• [WORK ITEM]
Retype everything in the listing, leaving each line exactly as it is.

+-------+
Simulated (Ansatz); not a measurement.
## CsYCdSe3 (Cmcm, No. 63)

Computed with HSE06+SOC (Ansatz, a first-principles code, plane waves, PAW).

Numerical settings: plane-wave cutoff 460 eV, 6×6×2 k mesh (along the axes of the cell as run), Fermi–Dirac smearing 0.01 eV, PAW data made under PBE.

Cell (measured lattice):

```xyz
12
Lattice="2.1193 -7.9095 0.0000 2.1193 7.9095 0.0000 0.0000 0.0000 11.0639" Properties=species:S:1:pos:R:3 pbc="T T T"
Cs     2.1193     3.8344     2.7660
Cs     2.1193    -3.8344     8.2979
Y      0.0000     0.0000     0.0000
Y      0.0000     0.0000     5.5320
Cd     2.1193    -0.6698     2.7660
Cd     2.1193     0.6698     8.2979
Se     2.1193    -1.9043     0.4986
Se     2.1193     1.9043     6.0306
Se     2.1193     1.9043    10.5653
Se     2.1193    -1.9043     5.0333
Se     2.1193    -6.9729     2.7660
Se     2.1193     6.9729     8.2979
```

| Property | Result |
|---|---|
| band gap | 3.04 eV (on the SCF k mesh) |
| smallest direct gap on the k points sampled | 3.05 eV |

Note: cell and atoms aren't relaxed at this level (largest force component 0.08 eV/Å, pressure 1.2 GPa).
+-------+

• [ANSWER BOX]
Simulated (Ansatz); not a measurement.
## CsYCdSe3 (Cmcm, No. 63)

Computed with HSE06+SOC (Ansatz, a first-principles code, plane waves, PAW).

Numerical settings: plane-wave cutoff 460 eV, 6×6×2 k mesh (along the axes of the cell as run), Fermi–Dirac smearing 0.01 eV, PAW data made under PBE.

Cell (measured lattice):

```xyz
12
Lattice="2.1193 -7.9095 0.0000 2.1193 7.9095 0.0000 0.0000 0.0000 11.0639" Properties=species:S:1:pos:R:3 pbc="T T T"
Cs     2.1193     3.8344     2.7660
Cs     2.1193    -3.8344     8.2979
Y      0.0000     0.0000     0.0000
Y      0.0000     0.0000     5.5320
Cd     2.1193    -0.6698     2.7660
Cd     2.1193     0.6698     8.2979
Se     2.1193    -1.9043     0.4986
Se     2.1193     1.9043     6.0306
Se     2.1193     1.9043    10.5653
Se     2.1193    -1.9043     5.0333
Se     2.1193    -6.9729     2.7660
Se     2.1193     6.9729     8.2979
```

| Property | Result |
|---|---|
| band gap | 3.04 eV (on the SCF k mesh) |
| smallest direct gap on the k points sampled | 3.05 eV |

Note: cell and atoms aren't relaxed at this level (largest force component 0.08 eV/Å, pressure 1.2 GPa).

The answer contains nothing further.